### RECORDS SHOWN ###
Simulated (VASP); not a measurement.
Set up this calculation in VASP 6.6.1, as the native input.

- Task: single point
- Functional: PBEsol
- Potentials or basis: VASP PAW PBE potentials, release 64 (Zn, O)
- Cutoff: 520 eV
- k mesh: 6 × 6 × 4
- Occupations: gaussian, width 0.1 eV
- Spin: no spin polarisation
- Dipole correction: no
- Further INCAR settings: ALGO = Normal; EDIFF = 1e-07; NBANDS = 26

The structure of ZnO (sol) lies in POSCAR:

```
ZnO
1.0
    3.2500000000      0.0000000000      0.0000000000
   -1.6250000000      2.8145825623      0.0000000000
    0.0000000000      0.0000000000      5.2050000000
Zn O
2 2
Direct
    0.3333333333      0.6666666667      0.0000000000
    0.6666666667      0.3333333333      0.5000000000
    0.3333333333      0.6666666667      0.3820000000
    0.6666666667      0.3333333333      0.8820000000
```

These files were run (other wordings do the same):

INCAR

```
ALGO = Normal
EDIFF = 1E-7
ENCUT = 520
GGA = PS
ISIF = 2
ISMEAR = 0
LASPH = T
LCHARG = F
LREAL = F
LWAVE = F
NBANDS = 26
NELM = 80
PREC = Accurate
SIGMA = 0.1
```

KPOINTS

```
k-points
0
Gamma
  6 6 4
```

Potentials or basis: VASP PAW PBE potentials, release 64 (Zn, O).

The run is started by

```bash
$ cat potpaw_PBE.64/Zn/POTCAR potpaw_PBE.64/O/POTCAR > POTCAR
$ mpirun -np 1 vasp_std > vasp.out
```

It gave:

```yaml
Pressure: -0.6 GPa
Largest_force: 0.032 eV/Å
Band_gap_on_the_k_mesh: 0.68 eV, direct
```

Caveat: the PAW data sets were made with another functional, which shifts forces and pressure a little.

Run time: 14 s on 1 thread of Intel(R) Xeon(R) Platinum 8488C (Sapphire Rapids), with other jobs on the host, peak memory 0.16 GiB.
###

■ ASSIGNMENT ■
Starting with the first line of the records, repeat every line up to and including the one containing "- Spin: no spin polarisation", and nothing else.

■ RESULT ■
Simulated (VASP); not a measurement.
Set up this calculation in VASP 6.6.1, as the native input.

- Task: single point
- Functional: PBEsol
- Potentials or basis: VASP PAW PBE potentials, release 64 (Zn, O)
- Cutoff: 520 eV
- k mesh: 6 × 6 × 4
- Occupations: gaussian, width 0.1 eV
- Spin: no spin polarisation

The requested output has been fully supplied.